[Work order] Could you return the full listing, every line exactly as given?

··· Given information ···

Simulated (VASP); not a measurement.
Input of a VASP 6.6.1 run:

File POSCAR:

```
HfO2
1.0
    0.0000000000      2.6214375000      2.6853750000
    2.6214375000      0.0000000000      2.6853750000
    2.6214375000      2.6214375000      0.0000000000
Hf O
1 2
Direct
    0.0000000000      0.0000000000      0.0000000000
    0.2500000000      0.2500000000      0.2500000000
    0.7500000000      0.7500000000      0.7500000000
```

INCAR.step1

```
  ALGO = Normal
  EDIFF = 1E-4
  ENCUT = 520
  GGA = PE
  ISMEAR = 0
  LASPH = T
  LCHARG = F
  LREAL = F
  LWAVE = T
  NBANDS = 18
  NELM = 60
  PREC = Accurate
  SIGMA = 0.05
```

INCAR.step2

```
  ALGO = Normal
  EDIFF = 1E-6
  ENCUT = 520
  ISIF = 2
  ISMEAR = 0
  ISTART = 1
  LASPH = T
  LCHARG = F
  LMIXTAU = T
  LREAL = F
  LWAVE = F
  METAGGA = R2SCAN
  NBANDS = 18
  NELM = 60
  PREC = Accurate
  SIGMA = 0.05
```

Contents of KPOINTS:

···

[Expected answer]
Simulated (VASP); not a measurement.
Input of a VASP 6.6.1 run:

File POSCAR:

```
HfO2
1.0
    0.0000000000      2.6214375000      2.6853750000
    2.6214375000      0.0000000000      2.6853750000
    2.6214375000      2.6214375000      0.0000000000
Hf O
1 2
Direct
    0.0000000000      0.0000000000      0.0000000000
    0.2500000000      0.2500000000      0.2500000000
    0.7500000000      0.7500000000      0.7500000000
```

INCAR.step1

```
  ALGO = Normal
  EDIFF = 1E-4
  ENCUT = 520
  GGA = PE
  ISMEAR = 0
  LASPH = T
  LCHARG = F
  LREAL = F
  LWAVE = T
  NBANDS = 18
  NELM = 60
  PREC = Accurate
  SIGMA = 0.05
```

INCAR.step2

```
  ALGO = Normal
  EDIFF = 1E-6
  ENCUT = 520
  ISIF = 2
  ISMEAR = 0
  ISTART = 1
  LASPH = T
  LCHARG = F
  LMIXTAU = T
  LREAL = F
  LWAVE = F
  METAGGA = R2SCAN
  NBANDS = 18
  NELM = 60
  PREC = Accurate
  SIGMA = 0.05
```

Contents of KPOINTS:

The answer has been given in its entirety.